▶ [ASSIGNMENT]: Quote the records below word for word, please, from the very first line through the one that contains "This is the structure that produced the data.", and nothing beyond it.

▶ [SOURCE DATA]:
★ ★ ★ ★

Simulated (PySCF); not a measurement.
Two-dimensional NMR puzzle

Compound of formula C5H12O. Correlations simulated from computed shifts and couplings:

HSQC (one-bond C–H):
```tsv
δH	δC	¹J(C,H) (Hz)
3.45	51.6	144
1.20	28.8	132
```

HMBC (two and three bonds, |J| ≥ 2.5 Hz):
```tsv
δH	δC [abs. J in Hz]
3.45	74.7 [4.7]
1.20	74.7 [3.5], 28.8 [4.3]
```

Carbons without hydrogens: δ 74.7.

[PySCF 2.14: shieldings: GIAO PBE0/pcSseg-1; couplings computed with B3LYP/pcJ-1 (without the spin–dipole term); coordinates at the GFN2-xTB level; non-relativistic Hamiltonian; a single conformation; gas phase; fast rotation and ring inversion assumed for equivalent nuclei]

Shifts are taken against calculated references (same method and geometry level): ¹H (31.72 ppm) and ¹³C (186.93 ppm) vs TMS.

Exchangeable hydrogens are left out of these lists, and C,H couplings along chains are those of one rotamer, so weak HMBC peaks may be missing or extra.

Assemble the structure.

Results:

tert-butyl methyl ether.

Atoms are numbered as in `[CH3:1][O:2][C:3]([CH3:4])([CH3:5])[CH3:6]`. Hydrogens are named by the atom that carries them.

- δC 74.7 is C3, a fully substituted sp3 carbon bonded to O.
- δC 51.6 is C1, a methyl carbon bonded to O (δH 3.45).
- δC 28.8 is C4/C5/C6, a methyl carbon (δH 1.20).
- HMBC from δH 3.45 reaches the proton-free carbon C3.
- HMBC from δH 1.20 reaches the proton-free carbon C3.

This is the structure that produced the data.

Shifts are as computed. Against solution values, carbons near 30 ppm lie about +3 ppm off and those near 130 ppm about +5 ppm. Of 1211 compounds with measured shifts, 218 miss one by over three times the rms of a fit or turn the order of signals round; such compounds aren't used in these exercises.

★ ★ ★ ★

▶ [EXERCISE ANSWER]:
Simulated (PySCF); not a measurement.
Two-dimensional NMR puzzle

Compound of formula C5H12O. Correlations simulated from computed shifts and couplings:

HSQC (one-bond C–H):
```tsv
δH	δC	¹J(C,H) (Hz)
3.45	51.6	144
1.20	28.8	132
```

HMBC (two and three bonds, |J| ≥ 2.5 Hz):
```tsv
δH	δC [abs. J in Hz]
3.45	74.7 [4.7]
1.20	74.7 [3.5], 28.8 [4.3]
```

Carbons without hydrogens: δ 74.7.

[PySCF 2.14: shieldings: GIAO PBE0/pcSseg-1; couplings computed with B3LYP/pcJ-1 (without the spin–dipole term); coordinates at the GFN2-xTB level; non-relativistic Hamiltonian; a single conformation; gas phase; fast rotation and ring inversion assumed for equivalent nuclei]

Shifts are taken against calculated references (same method and geometry level): ¹H (31.72 ppm) and ¹³C (186.93 ppm) vs TMS.

Exchangeable hydrogens are left out of these lists, and C,H couplings along chains are those of one rotamer, so weak HMBC peaks may be missing or extra.

Assemble the structure.

Results:

tert-butyl methyl ether.

Atoms are numbered as in `[CH3:1][O:2][C:3]([CH3:4])([CH3:5])[CH3:6]`. Hydrogens are named by the atom that carries them.

- δC 74.7 is C3, a fully substituted sp3 carbon bonded to O.
- δC 51.6 is C1, a methyl carbon bonded to O (δH 3.45).
- δC 28.8 is C4/C5/C6, a methyl carbon (δH 1.20).
- HMBC from δH 3.45 reaches the proton-free carbon C3.
- HMBC from δH 1.20 reaches the proton-free carbon C3.

This is the structure that produced the data.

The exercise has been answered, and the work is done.